**SUPPLIED RECORDS:**
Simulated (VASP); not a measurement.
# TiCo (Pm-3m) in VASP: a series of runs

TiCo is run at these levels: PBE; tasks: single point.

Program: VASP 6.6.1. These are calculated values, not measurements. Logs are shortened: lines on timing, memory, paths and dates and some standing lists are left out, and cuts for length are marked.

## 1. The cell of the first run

**WORK REQUEST:** All entries above are to be copied exactly, with none left out.

**EXERCISE SOLUTION:**
Simulated (VASP); not a measurement.
# TiCo (Pm-3m) in VASP: a series of runs

TiCo is run at these levels: PBE; tasks: single point.

Program: VASP 6.6.1. These are calculated values, not measurements. Logs are shortened: lines on timing, memory, paths and dates and some standing lists are left out, and cuts for length are marked.

## 1. The cell of the first run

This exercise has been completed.